▬▬▬▬▬▬▬▬▬▬

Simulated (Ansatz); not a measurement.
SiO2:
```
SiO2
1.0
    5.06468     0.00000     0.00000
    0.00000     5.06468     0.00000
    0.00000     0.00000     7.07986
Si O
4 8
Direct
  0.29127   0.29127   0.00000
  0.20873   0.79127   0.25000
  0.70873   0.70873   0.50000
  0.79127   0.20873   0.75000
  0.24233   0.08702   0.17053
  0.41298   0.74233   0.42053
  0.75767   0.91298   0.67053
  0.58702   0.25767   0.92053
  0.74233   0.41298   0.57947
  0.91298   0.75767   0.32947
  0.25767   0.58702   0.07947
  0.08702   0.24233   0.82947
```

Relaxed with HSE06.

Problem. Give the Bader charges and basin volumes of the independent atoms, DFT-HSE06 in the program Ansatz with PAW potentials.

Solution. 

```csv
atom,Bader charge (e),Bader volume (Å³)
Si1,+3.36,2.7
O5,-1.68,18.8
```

▬▬▬▬▬▬▬▬▬▬

- _WORK ITEM_
Retype the records above in full, with no differences.

- _SOLUTION_
Simulated (Ansatz); not a measurement.
SiO2:
```
SiO2
1.0
    5.06468     0.00000     0.00000
    0.00000     5.06468     0.00000
    0.00000     0.00000     7.07986
Si O
4 8
Direct
  0.29127   0.29127   0.00000
  0.20873   0.79127   0.25000
  0.70873   0.70873   0.50000
  0.79127   0.20873   0.75000
  0.24233   0.08702   0.17053
  0.41298   0.74233   0.42053
  0.75767   0.91298   0.67053
  0.58702   0.25767   0.92053
  0.74233   0.41298   0.57947
  0.91298   0.75767   0.32947
  0.25767   0.58702   0.07947
  0.08702   0.24233   0.82947
```

Relaxed with HSE06.

Problem. Give the Bader charges and basin volumes of the independent atoms, DFT-HSE06 in the program Ansatz with PAW potentials.

Solution. 

```csv
atom,Bader charge (e),Bader volume (Å³)
Si1,+3.36,2.7
O5,-1.68,18.8
```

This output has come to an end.